——
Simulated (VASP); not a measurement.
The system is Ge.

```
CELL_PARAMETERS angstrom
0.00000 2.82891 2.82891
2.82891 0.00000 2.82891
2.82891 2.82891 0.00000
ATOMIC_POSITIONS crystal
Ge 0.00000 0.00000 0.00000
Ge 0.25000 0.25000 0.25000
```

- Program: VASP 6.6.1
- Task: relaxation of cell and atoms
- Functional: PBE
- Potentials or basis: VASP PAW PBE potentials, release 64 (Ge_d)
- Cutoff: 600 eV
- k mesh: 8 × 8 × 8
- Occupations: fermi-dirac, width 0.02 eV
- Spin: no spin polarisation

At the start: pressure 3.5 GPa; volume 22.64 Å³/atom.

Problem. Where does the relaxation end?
——

ACTIVITY: Your task is to retype the complete material exactly as it was given.

WRITTEN REPLY:
Simulated (VASP); not a measurement.
The system is Ge.

```
CELL_PARAMETERS angstrom
0.00000 2.82891 2.82891
2.82891 0.00000 2.82891
2.82891 2.82891 0.00000
ATOMIC_POSITIONS crystal
Ge 0.00000 0.00000 0.00000
Ge 0.25000 0.25000 0.25000
```

- Program: VASP 6.6.1
- Task: relaxation of cell and atoms
- Functional: PBE
- Potentials or basis: VASP PAW PBE potentials, release 64 (Ge_d)
- Cutoff: 600 eV
- k mesh: 8 × 8 × 8
- Occupations: fermi-dirac, width 0.02 eV
- Spin: no spin polarisation

At the start: pressure 3.5 GPa; volume 22.64 Å³/atom.

Problem. Where does the relaxation end?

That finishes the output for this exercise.